* **Brief**
Reproduce the first line of the material below and each line after it, exactly, through the line containing "GPa, in agreement.", and give nothing more.

▬▬▬▬▬▬▬▬▬▬
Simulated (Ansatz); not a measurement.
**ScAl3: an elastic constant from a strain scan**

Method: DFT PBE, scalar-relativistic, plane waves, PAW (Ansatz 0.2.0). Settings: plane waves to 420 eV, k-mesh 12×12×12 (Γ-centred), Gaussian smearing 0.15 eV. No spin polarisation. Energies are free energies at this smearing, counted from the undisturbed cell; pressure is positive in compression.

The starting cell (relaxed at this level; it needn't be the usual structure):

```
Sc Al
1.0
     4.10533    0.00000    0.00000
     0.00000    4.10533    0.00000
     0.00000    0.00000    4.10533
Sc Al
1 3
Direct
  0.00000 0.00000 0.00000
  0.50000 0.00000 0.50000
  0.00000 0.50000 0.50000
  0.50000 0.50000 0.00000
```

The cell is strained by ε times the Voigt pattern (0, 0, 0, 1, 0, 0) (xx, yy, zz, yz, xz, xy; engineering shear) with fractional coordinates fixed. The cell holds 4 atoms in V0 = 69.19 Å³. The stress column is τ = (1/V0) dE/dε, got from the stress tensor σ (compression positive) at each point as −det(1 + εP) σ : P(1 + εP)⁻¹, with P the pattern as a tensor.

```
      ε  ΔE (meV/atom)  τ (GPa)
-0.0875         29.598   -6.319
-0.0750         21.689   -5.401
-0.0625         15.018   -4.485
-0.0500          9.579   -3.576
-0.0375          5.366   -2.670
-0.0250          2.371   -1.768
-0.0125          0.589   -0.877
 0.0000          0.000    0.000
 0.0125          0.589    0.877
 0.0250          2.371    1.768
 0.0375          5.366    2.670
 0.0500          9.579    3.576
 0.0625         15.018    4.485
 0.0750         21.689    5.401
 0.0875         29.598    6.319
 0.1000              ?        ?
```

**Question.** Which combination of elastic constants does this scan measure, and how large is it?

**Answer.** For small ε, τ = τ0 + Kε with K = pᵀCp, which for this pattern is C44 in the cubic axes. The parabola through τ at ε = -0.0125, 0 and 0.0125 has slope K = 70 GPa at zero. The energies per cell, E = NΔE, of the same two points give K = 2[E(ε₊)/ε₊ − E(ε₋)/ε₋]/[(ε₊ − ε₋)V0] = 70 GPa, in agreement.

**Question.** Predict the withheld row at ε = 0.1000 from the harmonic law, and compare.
▬▬▬▬▬▬▬▬▬▬

* **Expected answer**
Simulated (Ansatz); not a measurement.
**ScAl3: an elastic constant from a strain scan**

Method: DFT PBE, scalar-relativistic, plane waves, PAW (Ansatz 0.2.0). Settings: plane waves to 420 eV, k-mesh 12×12×12 (Γ-centred), Gaussian smearing 0.15 eV. No spin polarisation. Energies are free energies at this smearing, counted from the undisturbed cell; pressure is positive in compression.

The starting cell (relaxed at this level; it needn't be the usual structure):

```
Sc Al
1.0
     4.10533    0.00000    0.00000
     0.00000    4.10533    0.00000
     0.00000    0.00000    4.10533
Sc Al
1 3
Direct
  0.00000 0.00000 0.00000
  0.50000 0.00000 0.50000
  0.00000 0.50000 0.50000
  0.50000 0.50000 0.00000
```

The cell is strained by ε times the Voigt pattern (0, 0, 0, 1, 0, 0) (xx, yy, zz, yz, xz, xy; engineering shear) with fractional coordinates fixed. The cell holds 4 atoms in V0 = 69.19 Å³. The stress column is τ = (1/V0) dE/dε, got from the stress tensor σ (compression positive) at each point as −det(1 + εP) σ : P(1 + εP)⁻¹, with P the pattern as a tensor.

```
      ε  ΔE (meV/atom)  τ (GPa)
-0.0875         29.598   -6.319
-0.0750         21.689   -5.401
-0.0625         15.018   -4.485
-0.0500          9.579   -3.576
-0.0375          5.366   -2.670
-0.0250          2.371   -1.768
-0.0125          0.589   -0.877
 0.0000          0.000    0.000
 0.0125          0.589    0.877
 0.0250          2.371    1.768
 0.0375          5.366    2.670
 0.0500          9.579    3.576
 0.0625         15.018    4.485
 0.0750         21.689    5.401
 0.0875         29.598    6.319
 0.1000              ?        ?
```

**Question.** Which combination of elastic constants does this scan measure, and how large is it?

**Answer.** For small ε, τ = τ0 + Kε with K = pᵀCp, which for this pattern is C44 in the cubic axes. The parabola through τ at ε = -0.0125, 0 and 0.0125 has slope K = 70 GPa at zero. The energies per cell, E = NΔE, of the same two points give K = 2[E(ε₊)/ε₊ − E(ε₋)/ε₋]/[(ε₊ − ε₋)V0] = 70 GPa, in agreement.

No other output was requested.